Records provided =
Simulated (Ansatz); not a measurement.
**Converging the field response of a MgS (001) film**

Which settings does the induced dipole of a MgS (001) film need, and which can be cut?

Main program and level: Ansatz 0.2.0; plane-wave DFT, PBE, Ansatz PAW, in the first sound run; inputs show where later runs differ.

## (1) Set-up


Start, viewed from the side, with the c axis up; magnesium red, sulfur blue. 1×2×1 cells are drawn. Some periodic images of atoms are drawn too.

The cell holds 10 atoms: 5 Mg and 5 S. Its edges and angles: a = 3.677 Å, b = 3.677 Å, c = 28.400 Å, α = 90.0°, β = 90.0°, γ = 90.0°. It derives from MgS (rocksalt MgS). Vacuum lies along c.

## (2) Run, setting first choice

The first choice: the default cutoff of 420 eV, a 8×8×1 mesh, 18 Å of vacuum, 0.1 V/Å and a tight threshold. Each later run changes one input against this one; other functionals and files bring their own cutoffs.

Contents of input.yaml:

Required action =
Your task is to set down again, exactly, every line from the beginning of the listing through the line with "Which settings does".

Response =
Simulated (Ansatz); not a measurement.
**Converging the field response of a MgS (001) film**

Which settings does the induced dipole of a MgS (001) film need, and which can be cut?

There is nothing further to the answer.